——
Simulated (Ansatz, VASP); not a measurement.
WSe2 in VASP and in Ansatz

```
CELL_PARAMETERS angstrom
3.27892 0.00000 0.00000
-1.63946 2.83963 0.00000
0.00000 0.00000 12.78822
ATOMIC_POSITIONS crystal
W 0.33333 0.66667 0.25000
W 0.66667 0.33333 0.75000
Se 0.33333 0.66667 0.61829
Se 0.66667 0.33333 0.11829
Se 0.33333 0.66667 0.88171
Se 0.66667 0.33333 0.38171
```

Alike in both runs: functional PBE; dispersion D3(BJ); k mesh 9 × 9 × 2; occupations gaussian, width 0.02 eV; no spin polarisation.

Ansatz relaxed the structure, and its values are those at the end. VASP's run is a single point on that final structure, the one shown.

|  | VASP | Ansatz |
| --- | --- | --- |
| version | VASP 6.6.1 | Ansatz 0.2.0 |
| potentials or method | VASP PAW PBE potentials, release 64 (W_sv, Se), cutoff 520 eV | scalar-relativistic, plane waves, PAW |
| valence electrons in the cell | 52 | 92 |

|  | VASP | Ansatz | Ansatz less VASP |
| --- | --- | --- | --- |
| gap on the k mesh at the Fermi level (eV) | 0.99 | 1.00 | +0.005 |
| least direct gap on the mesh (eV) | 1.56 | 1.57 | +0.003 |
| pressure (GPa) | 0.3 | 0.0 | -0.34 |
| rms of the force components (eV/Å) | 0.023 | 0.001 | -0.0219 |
——

All of the records above are to be set down again exactly.

Simulated (Ansatz, VASP); not a measurement.
WSe2 in VASP and in Ansatz

```
CELL_PARAMETERS angstrom
3.27892 0.00000 0.00000
-1.63946 2.83963 0.00000
0.00000 0.00000 12.78822
ATOMIC_POSITIONS crystal
W 0.33333 0.66667 0.25000
W 0.66667 0.33333 0.75000
Se 0.33333 0.66667 0.61829
Se 0.66667 0.33333 0.11829
Se 0.33333 0.66667 0.88171
Se 0.66667 0.33333 0.38171
```

Alike in both runs: functional PBE; dispersion D3(BJ); k mesh 9 × 9 × 2; occupations gaussian, width 0.02 eV; no spin polarisation.

Ansatz relaxed the structure, and its values are those at the end. VASP's run is a single point on that final structure, the one shown.

|  | VASP | Ansatz |
| --- | --- | --- |
| version | VASP 6.6.1 | Ansatz 0.2.0 |
| potentials or method | VASP PAW PBE potentials, release 64 (W_sv, Se), cutoff 520 eV | scalar-relativistic, plane waves, PAW |
| valence electrons in the cell | 52 | 92 |

|  | VASP | Ansatz | Ansatz less VASP |
| --- | --- | --- | --- |
| gap on the k mesh at the Fermi level (eV) | 0.99 | 1.00 | +0.005 |
| least direct gap on the mesh (eV) | 1.56 | 1.57 | +0.003 |
| pressure (GPa) | 0.3 | 0.0 | -0.34 |
| rms of the force components (eV/Å) | 0.023 | 0.001 | -0.0219 |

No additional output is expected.